▶ Work instruction
Without changing a single word, restate the entries below.

--------------------------------------------------
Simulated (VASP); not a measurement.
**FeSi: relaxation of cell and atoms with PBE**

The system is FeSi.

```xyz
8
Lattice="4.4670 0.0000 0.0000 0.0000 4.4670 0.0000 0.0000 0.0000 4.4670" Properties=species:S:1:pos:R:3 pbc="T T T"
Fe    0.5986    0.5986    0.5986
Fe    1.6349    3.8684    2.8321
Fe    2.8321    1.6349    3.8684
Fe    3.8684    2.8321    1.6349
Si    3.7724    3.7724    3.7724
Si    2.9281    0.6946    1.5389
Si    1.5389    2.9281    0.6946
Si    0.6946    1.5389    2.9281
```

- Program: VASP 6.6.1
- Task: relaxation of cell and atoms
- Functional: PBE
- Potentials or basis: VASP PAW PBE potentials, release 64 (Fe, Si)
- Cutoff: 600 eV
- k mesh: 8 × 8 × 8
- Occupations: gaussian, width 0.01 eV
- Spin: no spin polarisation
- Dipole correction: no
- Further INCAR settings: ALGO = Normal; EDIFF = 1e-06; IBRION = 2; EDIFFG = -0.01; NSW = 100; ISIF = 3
--------------------------------------------------

▶ Task result
Simulated (VASP); not a measurement.
**FeSi: relaxation of cell and atoms with PBE**

The system is FeSi.

```xyz
8
Lattice="4.4670 0.0000 0.0000 0.0000 4.4670 0.0000 0.0000 0.0000 4.4670" Properties=species:S:1:pos:R:3 pbc="T T T"
Fe    0.5986    0.5986    0.5986
Fe    1.6349    3.8684    2.8321
Fe    2.8321    1.6349    3.8684
Fe    3.8684    2.8321    1.6349
Si    3.7724    3.7724    3.7724
Si    2.9281    0.6946    1.5389
Si    1.5389    2.9281    0.6946
Si    0.6946    1.5389    2.9281
```

- Program: VASP 6.6.1
- Task: relaxation of cell and atoms
- Functional: PBE
- Potentials or basis: VASP PAW PBE potentials, release 64 (Fe, Si)
- Cutoff: 600 eV
- k mesh: 8 × 8 × 8
- Occupations: gaussian, width 0.01 eV
- Spin: no spin polarisation
- Dipole correction: no
- Further INCAR settings: ALGO = Normal; EDIFF = 1e-06; IBRION = 2; EDIFFG = -0.01; NSW = 100; ISIF = 3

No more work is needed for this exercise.